§ **TASK ITEM**:
The full set of lines below has to be written out again exactly.

§ **GIVEN INFORMATION**:
Start of Block

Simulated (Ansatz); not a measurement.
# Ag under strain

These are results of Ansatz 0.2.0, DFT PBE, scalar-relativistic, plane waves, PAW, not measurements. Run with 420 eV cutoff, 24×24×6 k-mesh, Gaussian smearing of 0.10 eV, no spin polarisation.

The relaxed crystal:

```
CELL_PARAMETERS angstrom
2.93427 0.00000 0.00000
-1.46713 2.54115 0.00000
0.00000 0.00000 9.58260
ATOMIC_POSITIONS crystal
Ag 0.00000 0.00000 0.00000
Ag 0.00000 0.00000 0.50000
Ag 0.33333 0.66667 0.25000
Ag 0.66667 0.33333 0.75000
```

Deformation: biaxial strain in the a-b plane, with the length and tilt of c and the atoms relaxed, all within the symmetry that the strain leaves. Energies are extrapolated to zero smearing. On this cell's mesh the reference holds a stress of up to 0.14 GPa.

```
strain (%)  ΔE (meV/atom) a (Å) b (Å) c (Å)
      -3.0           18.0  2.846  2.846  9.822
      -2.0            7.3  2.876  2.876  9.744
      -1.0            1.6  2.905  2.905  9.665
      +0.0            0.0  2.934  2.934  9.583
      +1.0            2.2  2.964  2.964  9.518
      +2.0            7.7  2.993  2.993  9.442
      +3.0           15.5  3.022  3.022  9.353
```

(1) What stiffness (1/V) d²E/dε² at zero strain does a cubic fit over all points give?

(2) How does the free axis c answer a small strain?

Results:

End of Block

§ **EXERCISE SOLUTION**:
Simulated (Ansatz); not a measurement.
# Ag under strain

These are results of Ansatz 0.2.0, DFT PBE, scalar-relativistic, plane waves, PAW, not measurements. Run with 420 eV cutoff, 24×24×6 k-mesh, Gaussian smearing of 0.10 eV, no spin polarisation.

The relaxed crystal:

```
CELL_PARAMETERS angstrom
2.93427 0.00000 0.00000
-1.46713 2.54115 0.00000
0.00000 0.00000 9.58260
ATOMIC_POSITIONS crystal
Ag 0.00000 0.00000 0.00000
Ag 0.00000 0.00000 0.50000
Ag 0.33333 0.66667 0.25000
Ag 0.66667 0.33333 0.75000
```

Deformation: biaxial strain in the a-b plane, with the length and tilt of c and the atoms relaxed, all within the symmetry that the strain leaves. Energies are extrapolated to zero smearing. On this cell's mesh the reference holds a stress of up to 0.14 GPa.

```
strain (%)  ΔE (meV/atom) a (Å) b (Å) c (Å)
      -3.0           18.0  2.846  2.846  9.822
      -2.0            7.3  2.876  2.876  9.744
      -1.0            1.6  2.905  2.905  9.665
      +0.0            0.0  2.934  2.934  9.583
      +1.0            2.2  2.964  2.964  9.518
      +2.0            7.7  2.993  2.993  9.442
      +3.0           15.5  3.022  3.022  9.353
```

(1) What stiffness (1/V) d²E/dε² at zero strain does a cubic fit over all points give?

(2) How does the free axis c answer a small strain?

Results:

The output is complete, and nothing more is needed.